▶ Brief:
Pull out of the data below the stretch of lines bounded by the one containing "The head of" and the one containing "final total energy.", both bounds included, unchanged.

╭──

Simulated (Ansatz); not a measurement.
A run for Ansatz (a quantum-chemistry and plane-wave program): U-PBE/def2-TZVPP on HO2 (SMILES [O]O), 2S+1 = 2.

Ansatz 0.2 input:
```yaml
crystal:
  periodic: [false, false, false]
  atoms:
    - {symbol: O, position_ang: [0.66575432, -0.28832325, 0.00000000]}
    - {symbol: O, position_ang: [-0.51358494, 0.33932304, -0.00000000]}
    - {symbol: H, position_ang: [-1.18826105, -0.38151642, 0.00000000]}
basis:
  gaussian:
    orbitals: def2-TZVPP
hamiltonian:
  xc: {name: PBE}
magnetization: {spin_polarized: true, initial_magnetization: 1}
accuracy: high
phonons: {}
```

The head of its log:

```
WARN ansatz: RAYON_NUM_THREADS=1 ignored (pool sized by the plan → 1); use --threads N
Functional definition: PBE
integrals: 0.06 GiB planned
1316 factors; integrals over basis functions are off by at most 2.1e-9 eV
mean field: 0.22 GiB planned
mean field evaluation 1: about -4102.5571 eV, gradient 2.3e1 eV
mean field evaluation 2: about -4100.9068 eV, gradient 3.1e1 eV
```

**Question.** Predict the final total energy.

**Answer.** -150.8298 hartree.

╰──

▶ Exercise solution:
The head of its log:

```
WARN ansatz: RAYON_NUM_THREADS=1 ignored (pool sized by the plan → 1); use --threads N
Functional definition: PBE
integrals: 0.06 GiB planned
1316 factors; integrals over basis functions are off by at most 2.1e-9 eV
mean field: 0.22 GiB planned
mean field evaluation 1: about -4102.5571 eV, gradient 2.3e1 eV
mean field evaluation 2: about -4100.9068 eV, gradient 3.1e1 eV
```

**Question.** Predict the final total energy.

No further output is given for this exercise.